● Exercise
Up to and including the line with "Problem. How long", please reproduce the lines below exactly, beginning with the first.

+ + +
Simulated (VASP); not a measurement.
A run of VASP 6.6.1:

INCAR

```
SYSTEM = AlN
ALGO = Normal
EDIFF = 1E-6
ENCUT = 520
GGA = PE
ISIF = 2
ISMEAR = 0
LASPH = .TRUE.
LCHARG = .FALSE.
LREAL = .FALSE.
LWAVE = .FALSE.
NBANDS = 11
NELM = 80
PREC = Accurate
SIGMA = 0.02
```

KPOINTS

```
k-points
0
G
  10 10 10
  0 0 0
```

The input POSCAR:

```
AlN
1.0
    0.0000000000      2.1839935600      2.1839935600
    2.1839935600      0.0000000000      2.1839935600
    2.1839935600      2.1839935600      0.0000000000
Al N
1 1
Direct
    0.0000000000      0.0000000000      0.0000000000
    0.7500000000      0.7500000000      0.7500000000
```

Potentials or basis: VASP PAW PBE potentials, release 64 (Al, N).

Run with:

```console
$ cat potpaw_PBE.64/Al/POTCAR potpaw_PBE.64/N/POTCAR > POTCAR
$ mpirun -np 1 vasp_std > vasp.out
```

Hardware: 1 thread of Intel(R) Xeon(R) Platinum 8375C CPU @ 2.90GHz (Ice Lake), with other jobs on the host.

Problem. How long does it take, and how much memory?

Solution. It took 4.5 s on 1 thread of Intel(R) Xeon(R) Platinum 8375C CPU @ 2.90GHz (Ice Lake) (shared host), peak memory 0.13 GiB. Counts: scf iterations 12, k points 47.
+ + +

● Written solution
Simulated (VASP); not a measurement.
A run of VASP 6.6.1:

INCAR

```
SYSTEM = AlN
ALGO = Normal
EDIFF = 1E-6
ENCUT = 520
GGA = PE
ISIF = 2
ISMEAR = 0
LASPH = .TRUE.
LCHARG = .FALSE.
LREAL = .FALSE.
LWAVE = .FALSE.
NBANDS = 11
NELM = 80
PREC = Accurate
SIGMA = 0.02
```

KPOINTS

```
k-points
0
G
  10 10 10
  0 0 0
```

The input POSCAR:

```
AlN
1.0
    0.0000000000      2.1839935600      2.1839935600
    2.1839935600      0.0000000000      2.1839935600
    2.1839935600      2.1839935600      0.0000000000
Al N
1 1
Direct
    0.0000000000      0.0000000000      0.0000000000
    0.7500000000      0.7500000000      0.7500000000
```

Potentials or basis: VASP PAW PBE potentials, release 64 (Al, N).

Run with:

```console
$ cat potpaw_PBE.64/Al/POTCAR potpaw_PBE.64/N/POTCAR > POTCAR
$ mpirun -np 1 vasp_std > vasp.out
```

Hardware: 1 thread of Intel(R) Xeon(R) Platinum 8375C CPU @ 2.90GHz (Ice Lake), with other jobs on the host.

Problem. How long does it take, and how much memory?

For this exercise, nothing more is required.